◆ **WORK TASK**: Transcribe the listing in full. Keep every line exactly as it stands.

◆ **EXTRACTED DATA**:
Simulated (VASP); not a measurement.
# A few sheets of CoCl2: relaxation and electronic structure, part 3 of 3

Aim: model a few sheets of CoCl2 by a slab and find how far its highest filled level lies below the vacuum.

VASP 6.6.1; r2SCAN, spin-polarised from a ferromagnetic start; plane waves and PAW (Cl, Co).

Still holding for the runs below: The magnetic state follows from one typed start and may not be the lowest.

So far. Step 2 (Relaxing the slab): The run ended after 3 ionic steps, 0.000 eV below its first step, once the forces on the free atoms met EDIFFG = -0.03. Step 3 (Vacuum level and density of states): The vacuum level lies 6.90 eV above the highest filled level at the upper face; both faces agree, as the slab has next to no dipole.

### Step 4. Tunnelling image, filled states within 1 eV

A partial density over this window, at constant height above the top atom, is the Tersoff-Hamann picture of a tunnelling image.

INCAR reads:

◆ **YOUR RESPONSE**:
Simulated (VASP); not a measurement.
# A few sheets of CoCl2: relaxation and electronic structure, part 3 of 3

Aim: model a few sheets of CoCl2 by a slab and find how far its highest filled level lies below the vacuum.

VASP 6.6.1; r2SCAN, spin-polarised from a ferromagnetic start; plane waves and PAW (Cl, Co).

Still holding for the runs below: The magnetic state follows from one typed start and may not be the lowest.

So far. Step 2 (Relaxing the slab): The run ended after 3 ionic steps, 0.000 eV below its first step, once the forces on the free atoms met EDIFFG = -0.03. Step 3 (Vacuum level and density of states): The vacuum level lies 6.90 eV above the highest filled level at the upper face; both faces agree, as the slab has next to no dipole.

### Step 4. Tunnelling image, filled states within 1 eV

A partial density over this window, at constant height above the top atom, is the Tersoff-Hamann picture of a tunnelling image.

INCAR reads:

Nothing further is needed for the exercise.